=== Section Start ===
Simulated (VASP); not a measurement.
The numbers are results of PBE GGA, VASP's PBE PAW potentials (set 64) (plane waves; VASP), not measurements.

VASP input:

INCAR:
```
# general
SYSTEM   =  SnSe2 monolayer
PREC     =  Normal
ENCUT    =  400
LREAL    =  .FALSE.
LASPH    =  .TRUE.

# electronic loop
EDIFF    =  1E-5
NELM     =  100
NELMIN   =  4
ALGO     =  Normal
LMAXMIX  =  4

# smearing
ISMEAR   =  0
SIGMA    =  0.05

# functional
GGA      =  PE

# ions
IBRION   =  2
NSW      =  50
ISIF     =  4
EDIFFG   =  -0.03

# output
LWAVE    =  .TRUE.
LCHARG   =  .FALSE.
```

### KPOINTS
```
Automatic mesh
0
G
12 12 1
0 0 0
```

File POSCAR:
=== Section End ===

### Work order
When transcribing the data, keep every line exactly as it is.

### Answer section
Simulated (VASP); not a measurement.
The numbers are results of PBE GGA, VASP's PBE PAW potentials (set 64) (plane waves; VASP), not measurements.

VASP input:

INCAR:
```
# general
SYSTEM   =  SnSe2 monolayer
PREC     =  Normal
ENCUT    =  400
LREAL    =  .FALSE.
LASPH    =  .TRUE.

# electronic loop
EDIFF    =  1E-5
NELM     =  100
NELMIN   =  4
ALGO     =  Normal
LMAXMIX  =  4

# smearing
ISMEAR   =  0
SIGMA    =  0.05

# functional
GGA      =  PE

# ions
IBRION   =  2
NSW      =  50
ISIF     =  4
EDIFFG   =  -0.03

# output
LWAVE    =  .TRUE.
LCHARG   =  .FALSE.
```

### KPOINTS
```
Automatic mesh
0
G
12 12 1
0 0 0
```

File POSCAR:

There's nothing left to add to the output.